◆ Required action ◆
Output range, inclusive: from the line containing "Theory: DFT PBE, scalar-relativistic, plane" to the line containing "Describe what moved and what it gained.". Restate those lines from the data below word for word and only those.

+++ Data for analysis +++
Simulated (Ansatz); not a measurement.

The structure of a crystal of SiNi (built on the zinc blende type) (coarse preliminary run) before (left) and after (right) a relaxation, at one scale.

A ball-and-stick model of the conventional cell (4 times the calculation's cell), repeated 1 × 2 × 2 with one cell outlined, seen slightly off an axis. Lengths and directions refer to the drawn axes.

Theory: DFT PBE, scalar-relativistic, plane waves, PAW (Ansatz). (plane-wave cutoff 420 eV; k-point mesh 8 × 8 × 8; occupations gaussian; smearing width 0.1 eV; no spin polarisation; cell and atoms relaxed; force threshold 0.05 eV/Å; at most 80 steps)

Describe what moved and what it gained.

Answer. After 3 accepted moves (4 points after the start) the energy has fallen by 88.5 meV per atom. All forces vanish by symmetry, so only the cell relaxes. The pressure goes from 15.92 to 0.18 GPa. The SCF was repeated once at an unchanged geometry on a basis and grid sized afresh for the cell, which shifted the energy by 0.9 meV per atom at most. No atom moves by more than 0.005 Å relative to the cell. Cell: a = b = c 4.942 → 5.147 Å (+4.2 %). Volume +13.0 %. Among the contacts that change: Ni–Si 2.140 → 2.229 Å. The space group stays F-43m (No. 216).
+++

◆ Response box ◆
Theory: DFT PBE, scalar-relativistic, plane waves, PAW (Ansatz). (plane-wave cutoff 420 eV; k-point mesh 8 × 8 × 8; occupations gaussian; smearing width 0.1 eV; no spin polarisation; cell and atoms relaxed; force threshold 0.05 eV/Å; at most 80 steps)

Describe what moved and what it gained.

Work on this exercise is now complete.